::::
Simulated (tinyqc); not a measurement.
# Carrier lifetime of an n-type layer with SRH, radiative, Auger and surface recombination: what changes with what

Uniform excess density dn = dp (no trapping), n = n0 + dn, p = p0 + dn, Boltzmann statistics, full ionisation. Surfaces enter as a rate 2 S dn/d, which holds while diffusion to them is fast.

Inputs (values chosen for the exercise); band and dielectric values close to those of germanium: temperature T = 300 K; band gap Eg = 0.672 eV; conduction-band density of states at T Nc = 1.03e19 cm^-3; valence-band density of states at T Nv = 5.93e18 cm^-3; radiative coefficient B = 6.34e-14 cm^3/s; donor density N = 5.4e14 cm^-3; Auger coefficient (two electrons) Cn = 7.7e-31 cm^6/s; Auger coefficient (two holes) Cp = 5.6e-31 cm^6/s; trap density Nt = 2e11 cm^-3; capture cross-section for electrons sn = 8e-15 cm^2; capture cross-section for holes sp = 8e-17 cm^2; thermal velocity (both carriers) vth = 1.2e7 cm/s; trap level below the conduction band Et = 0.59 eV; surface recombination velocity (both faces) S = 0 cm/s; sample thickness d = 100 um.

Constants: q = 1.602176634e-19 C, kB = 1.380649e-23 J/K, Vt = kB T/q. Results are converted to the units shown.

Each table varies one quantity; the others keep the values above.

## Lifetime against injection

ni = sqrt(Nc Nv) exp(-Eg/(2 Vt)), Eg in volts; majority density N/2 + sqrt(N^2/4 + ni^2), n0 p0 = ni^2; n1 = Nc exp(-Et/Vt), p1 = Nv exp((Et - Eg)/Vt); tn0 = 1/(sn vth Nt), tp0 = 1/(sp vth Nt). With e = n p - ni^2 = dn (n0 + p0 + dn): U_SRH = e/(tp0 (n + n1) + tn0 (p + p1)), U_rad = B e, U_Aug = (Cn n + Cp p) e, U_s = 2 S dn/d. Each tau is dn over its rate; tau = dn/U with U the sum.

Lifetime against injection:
::::

Exercise: Once you reach the line containing "Uniform excess density", include it and stop; until then, reproduce each line of the listing from its start exactly.

Answer area:
Simulated (tinyqc); not a measurement.
# Carrier lifetime of an n-type layer with SRH, radiative, Auger and surface recombination: what changes with what

Uniform excess density dn = dp (no trapping), n = n0 + dn, p = p0 + dn, Boltzmann statistics, full ionisation. Surfaces enter as a rate 2 S dn/d, which holds while diffusion to them is fast.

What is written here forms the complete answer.